— Work order —
Of all the lines below, output only those starting at the one with "to blue (positive).*" and ending at the one with "Q: Which sites", both ends included, exactly as written.

※
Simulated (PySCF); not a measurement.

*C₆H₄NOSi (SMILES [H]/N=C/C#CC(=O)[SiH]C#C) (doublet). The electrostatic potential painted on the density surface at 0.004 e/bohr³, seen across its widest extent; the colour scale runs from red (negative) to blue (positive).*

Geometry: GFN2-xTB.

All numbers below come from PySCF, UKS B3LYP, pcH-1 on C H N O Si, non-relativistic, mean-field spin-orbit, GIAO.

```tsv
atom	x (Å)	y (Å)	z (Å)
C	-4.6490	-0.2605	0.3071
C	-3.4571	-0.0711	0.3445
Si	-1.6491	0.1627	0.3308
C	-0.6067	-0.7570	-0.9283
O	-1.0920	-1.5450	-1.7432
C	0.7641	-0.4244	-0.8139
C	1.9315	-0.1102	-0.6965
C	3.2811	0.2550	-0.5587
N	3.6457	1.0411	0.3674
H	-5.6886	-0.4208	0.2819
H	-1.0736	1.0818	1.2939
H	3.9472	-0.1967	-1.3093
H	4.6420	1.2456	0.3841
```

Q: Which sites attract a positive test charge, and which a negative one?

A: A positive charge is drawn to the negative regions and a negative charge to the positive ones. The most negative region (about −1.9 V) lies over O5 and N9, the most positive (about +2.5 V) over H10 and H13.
※

— Response box —
*C₆H₄NOSi (SMILES [H]/N=C/C#CC(=O)[SiH]C#C) (doublet). The electrostatic potential painted on the density surface at 0.004 e/bohr³, seen across its widest extent; the colour scale runs from red (negative) to blue (positive).*

Geometry: GFN2-xTB.

All numbers below come from PySCF, UKS B3LYP, pcH-1 on C H N O Si, non-relativistic, mean-field spin-orbit, GIAO.

```tsv
atom	x (Å)	y (Å)	z (Å)
C	-4.6490	-0.2605	0.3071
C	-3.4571	-0.0711	0.3445
Si	-1.6491	0.1627	0.3308
C	-0.6067	-0.7570	-0.9283
O	-1.0920	-1.5450	-1.7432
C	0.7641	-0.4244	-0.8139
C	1.9315	-0.1102	-0.6965
C	3.2811	0.2550	-0.5587
N	3.6457	1.0411	0.3674
H	-5.6886	-0.4208	0.2819
H	-1.0736	1.0818	1.2939
H	3.9472	-0.1967	-1.3093
H	4.6420	1.2456	0.3841
```

Q: Which sites attract a positive test charge, and which a negative one?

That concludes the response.